> _Information provided_:
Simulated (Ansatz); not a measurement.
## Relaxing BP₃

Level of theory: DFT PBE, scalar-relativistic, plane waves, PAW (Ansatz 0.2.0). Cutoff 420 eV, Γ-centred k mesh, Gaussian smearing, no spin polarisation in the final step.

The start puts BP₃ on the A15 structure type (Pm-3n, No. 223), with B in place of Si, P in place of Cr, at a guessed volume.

> _Work request_:
The records above should be duplicated in full, exactly as given.

> _Task answer_:
Simulated (Ansatz); not a measurement.
## Relaxing BP₃

Level of theory: DFT PBE, scalar-relativistic, plane waves, PAW (Ansatz 0.2.0). Cutoff 420 eV, Γ-centred k mesh, Gaussian smearing, no spin polarisation in the final step.

The start puts BP₃ on the A15 structure type (Pm-3n, No. 223), with B in place of Si, P in place of Cr, at a guessed volume.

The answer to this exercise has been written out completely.